From the first line of the records through the line containing "Question: Which nucleus moves most, in ppm?", retype every line exactly and nothing else.

## DATASET EXTRACT

..............................

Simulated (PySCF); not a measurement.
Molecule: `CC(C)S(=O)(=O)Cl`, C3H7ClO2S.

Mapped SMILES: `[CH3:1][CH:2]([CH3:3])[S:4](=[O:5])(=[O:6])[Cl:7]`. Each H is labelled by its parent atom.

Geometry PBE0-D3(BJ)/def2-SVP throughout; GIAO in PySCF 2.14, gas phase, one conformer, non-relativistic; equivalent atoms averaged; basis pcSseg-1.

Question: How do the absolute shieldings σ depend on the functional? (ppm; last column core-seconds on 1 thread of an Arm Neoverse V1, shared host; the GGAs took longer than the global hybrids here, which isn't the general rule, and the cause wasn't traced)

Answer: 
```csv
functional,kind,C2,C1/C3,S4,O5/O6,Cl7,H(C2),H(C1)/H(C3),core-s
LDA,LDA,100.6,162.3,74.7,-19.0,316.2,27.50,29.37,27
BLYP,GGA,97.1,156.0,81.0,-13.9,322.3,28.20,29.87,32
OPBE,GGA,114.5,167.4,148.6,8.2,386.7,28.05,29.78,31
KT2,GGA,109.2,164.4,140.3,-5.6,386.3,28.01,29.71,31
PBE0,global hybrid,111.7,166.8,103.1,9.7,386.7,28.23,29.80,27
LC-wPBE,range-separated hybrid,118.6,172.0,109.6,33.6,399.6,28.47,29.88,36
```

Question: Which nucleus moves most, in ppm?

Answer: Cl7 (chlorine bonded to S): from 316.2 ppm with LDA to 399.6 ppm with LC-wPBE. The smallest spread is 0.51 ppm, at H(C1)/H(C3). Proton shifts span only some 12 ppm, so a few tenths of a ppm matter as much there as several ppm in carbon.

..............................

## REPLY
Simulated (PySCF); not a measurement.
Molecule: `CC(C)S(=O)(=O)Cl`, C3H7ClO2S.

Mapped SMILES: `[CH3:1][CH:2]([CH3:3])[S:4](=[O:5])(=[O:6])[Cl:7]`. Each H is labelled by its parent atom.

Geometry PBE0-D3(BJ)/def2-SVP throughout; GIAO in PySCF 2.14, gas phase, one conformer, non-relativistic; equivalent atoms averaged; basis pcSseg-1.

Question: How do the absolute shieldings σ depend on the functional? (ppm; last column core-seconds on 1 thread of an Arm Neoverse V1, shared host; the GGAs took longer than the global hybrids here, which isn't the general rule, and the cause wasn't traced)

Answer: 
```csv
functional,kind,C2,C1/C3,S4,O5/O6,Cl7,H(C2),H(C1)/H(C3),core-s
LDA,LDA,100.6,162.3,74.7,-19.0,316.2,27.50,29.37,27
BLYP,GGA,97.1,156.0,81.0,-13.9,322.3,28.20,29.87,32
OPBE,GGA,114.5,167.4,148.6,8.2,386.7,28.05,29.78,31
KT2,GGA,109.2,164.4,140.3,-5.6,386.3,28.01,29.71,31
PBE0,global hybrid,111.7,166.8,103.1,9.7,386.7,28.23,29.80,27
LC-wPBE,range-separated hybrid,118.6,172.0,109.6,33.6,399.6,28.47,29.88,36
```

Question: Which nucleus moves most, in ppm?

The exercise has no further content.